*Extracted material:*
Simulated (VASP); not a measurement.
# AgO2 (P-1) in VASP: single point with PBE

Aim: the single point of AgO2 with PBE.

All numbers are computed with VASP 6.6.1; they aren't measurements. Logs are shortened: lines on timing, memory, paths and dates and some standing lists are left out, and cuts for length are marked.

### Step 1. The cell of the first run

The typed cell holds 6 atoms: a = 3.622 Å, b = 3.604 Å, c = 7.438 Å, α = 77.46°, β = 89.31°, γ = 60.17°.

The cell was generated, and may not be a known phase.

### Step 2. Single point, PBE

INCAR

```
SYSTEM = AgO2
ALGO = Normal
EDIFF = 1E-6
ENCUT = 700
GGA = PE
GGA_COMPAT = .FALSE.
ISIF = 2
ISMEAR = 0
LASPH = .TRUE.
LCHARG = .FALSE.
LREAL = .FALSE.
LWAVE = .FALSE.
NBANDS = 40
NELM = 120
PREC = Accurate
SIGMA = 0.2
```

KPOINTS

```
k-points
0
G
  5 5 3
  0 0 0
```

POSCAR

*Required action:* Starting at the first line of the material above, reproduce each line exactly up to and including the line with "### Step 1. The cell of the first run".

*Response box:*
Simulated (VASP); not a measurement.
# AgO2 (P-1) in VASP: single point with PBE

Aim: the single point of AgO2 with PBE.

All numbers are computed with VASP 6.6.1; they aren't measurements. Logs are shortened: lines on timing, memory, paths and dates and some standing lists are left out, and cuts for length are marked.

### Step 1. The cell of the first run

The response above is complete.